--- Data for review ---
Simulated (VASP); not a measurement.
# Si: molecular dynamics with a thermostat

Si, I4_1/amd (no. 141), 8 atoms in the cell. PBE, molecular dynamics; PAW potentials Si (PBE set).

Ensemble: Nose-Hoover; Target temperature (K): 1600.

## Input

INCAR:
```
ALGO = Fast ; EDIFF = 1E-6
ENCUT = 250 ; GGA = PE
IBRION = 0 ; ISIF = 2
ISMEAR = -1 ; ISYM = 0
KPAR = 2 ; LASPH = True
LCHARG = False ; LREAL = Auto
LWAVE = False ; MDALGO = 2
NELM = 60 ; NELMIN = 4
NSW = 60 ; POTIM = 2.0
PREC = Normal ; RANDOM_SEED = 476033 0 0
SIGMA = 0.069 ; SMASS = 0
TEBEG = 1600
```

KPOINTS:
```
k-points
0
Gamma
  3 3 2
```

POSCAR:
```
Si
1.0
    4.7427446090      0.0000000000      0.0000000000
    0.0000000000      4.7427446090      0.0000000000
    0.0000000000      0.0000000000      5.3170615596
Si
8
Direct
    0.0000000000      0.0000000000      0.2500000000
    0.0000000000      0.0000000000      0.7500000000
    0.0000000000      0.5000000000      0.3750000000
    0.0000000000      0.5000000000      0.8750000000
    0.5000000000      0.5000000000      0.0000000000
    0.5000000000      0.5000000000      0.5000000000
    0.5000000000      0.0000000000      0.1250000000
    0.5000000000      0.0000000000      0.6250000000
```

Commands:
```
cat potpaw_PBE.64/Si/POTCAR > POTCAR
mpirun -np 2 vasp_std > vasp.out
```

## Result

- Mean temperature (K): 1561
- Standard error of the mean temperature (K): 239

--- Activity ---
Transcribe verbatim. Cover the lines from the first line of the entries above to the line containing "- Mean temperature (K): 1561", inclusive.

--- Exercise output ---
Simulated (VASP); not a measurement.
# Si: molecular dynamics with a thermostat

Si, I4_1/amd (no. 141), 8 atoms in the cell. PBE, molecular dynamics; PAW potentials Si (PBE set).

Ensemble: Nose-Hoover; Target temperature (K): 1600.

## Input

INCAR:
```
ALGO = Fast ; EDIFF = 1E-6
ENCUT = 250 ; GGA = PE
IBRION = 0 ; ISIF = 2
ISMEAR = -1 ; ISYM = 0
KPAR = 2 ; LASPH = True
LCHARG = False ; LREAL = Auto
LWAVE = False ; MDALGO = 2
NELM = 60 ; NELMIN = 4
NSW = 60 ; POTIM = 2.0
PREC = Normal ; RANDOM_SEED = 476033 0 0
SIGMA = 0.069 ; SMASS = 0
TEBEG = 1600
```

KPOINTS:
```
k-points
0
Gamma
  3 3 2
```

POSCAR:
```
Si
1.0
    4.7427446090      0.0000000000      0.0000000000
    0.0000000000      4.7427446090      0.0000000000
    0.0000000000      0.0000000000      5.3170615596
Si
8
Direct
    0.0000000000      0.0000000000      0.2500000000
    0.0000000000      0.0000000000      0.7500000000
    0.0000000000      0.5000000000      0.3750000000
    0.0000000000      0.5000000000      0.8750000000
    0.5000000000      0.5000000000      0.0000000000
    0.5000000000      0.5000000000      0.5000000000
    0.5000000000      0.0000000000      0.1250000000
    0.5000000000      0.0000000000      0.6250000000
```

Commands:
```
cat potpaw_PBE.64/Si/POTCAR > POTCAR
mpirun -np 2 vasp_std > vasp.out
```

## Result

- Mean temperature (K): 1561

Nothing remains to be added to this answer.